■ Provided material ■
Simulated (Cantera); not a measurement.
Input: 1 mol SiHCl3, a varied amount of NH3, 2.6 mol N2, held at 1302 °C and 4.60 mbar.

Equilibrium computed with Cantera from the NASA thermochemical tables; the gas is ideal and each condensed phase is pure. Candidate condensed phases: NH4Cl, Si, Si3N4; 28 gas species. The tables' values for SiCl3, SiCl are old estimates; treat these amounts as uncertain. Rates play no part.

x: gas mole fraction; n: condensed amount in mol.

■ Exercise ■
Word for word, retype each record.

■ Response area ■
Simulated (Cantera); not a measurement.
Input: 1 mol SiHCl3, a varied amount of NH3, 2.6 mol N2, held at 1302 °C and 4.60 mbar.

Equilibrium computed with Cantera from the NASA thermochemical tables; the gas is ideal and each condensed phase is pure. Candidate condensed phases: NH4Cl, Si, Si3N4; 28 gas species. The tables' values for SiCl3, SiCl are old estimates; treat these amounts as uncertain. Rates play no part.

x: gas mole fraction; n: condensed amount in mol.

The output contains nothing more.